_Required action:_
Your answer must be the full set of records, repeated exactly.

_Stored data:_
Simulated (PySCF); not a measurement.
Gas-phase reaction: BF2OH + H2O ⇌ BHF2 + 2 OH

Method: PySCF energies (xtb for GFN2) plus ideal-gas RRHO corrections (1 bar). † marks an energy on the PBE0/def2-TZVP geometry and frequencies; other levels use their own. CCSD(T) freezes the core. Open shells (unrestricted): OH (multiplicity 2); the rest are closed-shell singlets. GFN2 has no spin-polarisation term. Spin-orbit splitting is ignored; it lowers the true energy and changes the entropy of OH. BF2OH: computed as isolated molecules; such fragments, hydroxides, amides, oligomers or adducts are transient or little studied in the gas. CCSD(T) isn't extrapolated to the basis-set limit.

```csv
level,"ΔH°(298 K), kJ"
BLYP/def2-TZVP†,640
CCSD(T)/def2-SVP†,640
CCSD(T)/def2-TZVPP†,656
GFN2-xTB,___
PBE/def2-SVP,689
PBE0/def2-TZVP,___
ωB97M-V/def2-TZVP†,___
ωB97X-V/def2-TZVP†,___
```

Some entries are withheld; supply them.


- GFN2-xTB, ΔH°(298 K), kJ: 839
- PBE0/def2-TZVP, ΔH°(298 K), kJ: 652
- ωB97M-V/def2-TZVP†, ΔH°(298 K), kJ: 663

_Task result:_
Simulated (PySCF); not a measurement.
Gas-phase reaction: BF2OH + H2O ⇌ BHF2 + 2 OH

Method: PySCF energies (xtb for GFN2) plus ideal-gas RRHO corrections (1 bar). † marks an energy on the PBE0/def2-TZVP geometry and frequencies; other levels use their own. CCSD(T) freezes the core. Open shells (unrestricted): OH (multiplicity 2); the rest are closed-shell singlets. GFN2 has no spin-polarisation term. Spin-orbit splitting is ignored; it lowers the true energy and changes the entropy of OH. BF2OH: computed as isolated molecules; such fragments, hydroxides, amides, oligomers or adducts are transient or little studied in the gas. CCSD(T) isn't extrapolated to the basis-set limit.

```csv
level,"ΔH°(298 K), kJ"
BLYP/def2-TZVP†,640
CCSD(T)/def2-SVP†,640
CCSD(T)/def2-TZVPP†,656
GFN2-xTB,___
PBE/def2-SVP,689
PBE0/def2-TZVP,___
ωB97M-V/def2-TZVP†,___
ωB97X-V/def2-TZVP†,___
```

Some entries are withheld; supply them.


- GFN2-xTB, ΔH°(298 K), kJ: 839
- PBE0/def2-TZVP, ΔH°(298 K), kJ: 652
- ωB97M-V/def2-TZVP†, ΔH°(298 K), kJ: 663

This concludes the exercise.